#### BRIEF:
Write out the whole listing without a single alteration.

(STUDY MATERIAL begins)

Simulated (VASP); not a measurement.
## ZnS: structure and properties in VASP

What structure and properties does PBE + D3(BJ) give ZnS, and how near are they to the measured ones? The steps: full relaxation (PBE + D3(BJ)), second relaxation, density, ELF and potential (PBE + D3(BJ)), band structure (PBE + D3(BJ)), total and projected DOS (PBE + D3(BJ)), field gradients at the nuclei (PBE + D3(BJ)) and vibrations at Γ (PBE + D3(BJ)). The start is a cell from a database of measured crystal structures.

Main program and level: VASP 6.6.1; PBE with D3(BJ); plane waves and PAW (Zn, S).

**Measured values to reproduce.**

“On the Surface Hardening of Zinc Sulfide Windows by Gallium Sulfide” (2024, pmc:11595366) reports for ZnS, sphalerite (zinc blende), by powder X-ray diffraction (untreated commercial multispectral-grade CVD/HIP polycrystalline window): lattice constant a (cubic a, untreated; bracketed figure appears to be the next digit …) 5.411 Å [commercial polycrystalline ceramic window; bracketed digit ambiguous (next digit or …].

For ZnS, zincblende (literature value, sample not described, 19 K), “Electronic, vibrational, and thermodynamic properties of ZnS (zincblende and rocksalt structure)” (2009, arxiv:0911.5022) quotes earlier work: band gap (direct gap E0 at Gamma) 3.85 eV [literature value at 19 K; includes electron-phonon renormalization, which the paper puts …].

(STUDY MATERIAL ends)

#### WRITTEN ANSWER:
Simulated (VASP); not a measurement.
## ZnS: structure and properties in VASP

What structure and properties does PBE + D3(BJ) give ZnS, and how near are they to the measured ones? The steps: full relaxation (PBE + D3(BJ)), second relaxation, density, ELF and potential (PBE + D3(BJ)), band structure (PBE + D3(BJ)), total and projected DOS (PBE + D3(BJ)), field gradients at the nuclei (PBE + D3(BJ)) and vibrations at Γ (PBE + D3(BJ)). The start is a cell from a database of measured crystal structures.

Main program and level: VASP 6.6.1; PBE with D3(BJ); plane waves and PAW (Zn, S).

**Measured values to reproduce.**

“On the Surface Hardening of Zinc Sulfide Windows by Gallium Sulfide” (2024, pmc:11595366) reports for ZnS, sphalerite (zinc blende), by powder X-ray diffraction (untreated commercial multispectral-grade CVD/HIP polycrystalline window): lattice constant a (cubic a, untreated; bracketed figure appears to be the next digit …) 5.411 Å [commercial polycrystalline ceramic window; bracketed digit ambiguous (next digit or …].

For ZnS, zincblende (literature value, sample not described, 19 K), “Electronic, vibrational, and thermodynamic properties of ZnS (zincblende and rocksalt structure)” (2009, arxiv:0911.5022) quotes earlier work: band gap (direct gap E0 at Gamma) 3.85 eV [literature value at 19 K; includes electron-phonon renormalization, which the paper puts …].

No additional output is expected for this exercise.